Source material: Begin

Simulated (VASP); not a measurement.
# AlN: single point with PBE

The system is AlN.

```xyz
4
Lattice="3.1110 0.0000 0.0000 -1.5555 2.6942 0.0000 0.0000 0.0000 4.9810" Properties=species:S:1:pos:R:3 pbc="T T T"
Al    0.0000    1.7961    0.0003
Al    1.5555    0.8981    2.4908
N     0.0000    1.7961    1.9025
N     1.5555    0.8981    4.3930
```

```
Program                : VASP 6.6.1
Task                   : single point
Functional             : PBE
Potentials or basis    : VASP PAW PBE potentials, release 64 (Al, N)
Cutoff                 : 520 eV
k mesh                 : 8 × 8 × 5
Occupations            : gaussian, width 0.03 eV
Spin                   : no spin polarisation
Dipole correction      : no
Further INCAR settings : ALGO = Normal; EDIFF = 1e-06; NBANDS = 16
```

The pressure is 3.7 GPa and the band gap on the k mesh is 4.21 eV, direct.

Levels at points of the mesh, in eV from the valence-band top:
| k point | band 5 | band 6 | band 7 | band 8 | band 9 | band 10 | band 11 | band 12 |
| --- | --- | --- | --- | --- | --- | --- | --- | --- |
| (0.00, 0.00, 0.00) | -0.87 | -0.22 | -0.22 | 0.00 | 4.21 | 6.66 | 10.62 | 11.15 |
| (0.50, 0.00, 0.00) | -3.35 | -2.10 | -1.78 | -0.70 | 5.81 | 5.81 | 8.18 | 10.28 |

Source material: End

Pull out each record as written and restate it exactly.

Simulated (VASP); not a measurement.
# AlN: single point with PBE

The system is AlN.

```xyz
4
Lattice="3.1110 0.0000 0.0000 -1.5555 2.6942 0.0000 0.0000 0.0000 4.9810" Properties=species:S:1:pos:R:3 pbc="T T T"
Al    0.0000    1.7961    0.0003
Al    1.5555    0.8981    2.4908
N     0.0000    1.7961    1.9025
N     1.5555    0.8981    4.3930
```

```
Program                : VASP 6.6.1
Task                   : single point
Functional             : PBE
Potentials or basis    : VASP PAW PBE potentials, release 64 (Al, N)
Cutoff                 : 520 eV
k mesh                 : 8 × 8 × 5
Occupations            : gaussian, width 0.03 eV
Spin                   : no spin polarisation
Dipole correction      : no
Further INCAR settings : ALGO = Normal; EDIFF = 1e-06; NBANDS = 16
```

The pressure is 3.7 GPa and the band gap on the k mesh is 4.21 eV, direct.

Levels at points of the mesh, in eV from the valence-band top:
| k point | band 5 | band 6 | band 7 | band 8 | band 9 | band 10 | band 11 | band 12 |
| --- | --- | --- | --- | --- | --- | --- | --- | --- |
| (0.00, 0.00, 0.00) | -0.87 | -0.22 | -0.22 | 0.00 | 4.21 | 6.66 | 10.62 | 11.15 |
| (0.50, 0.00, 0.00) | -3.35 | -2.10 | -1.78 | -0.70 | 5.81 | 5.81 | 8.18 | 10.28 |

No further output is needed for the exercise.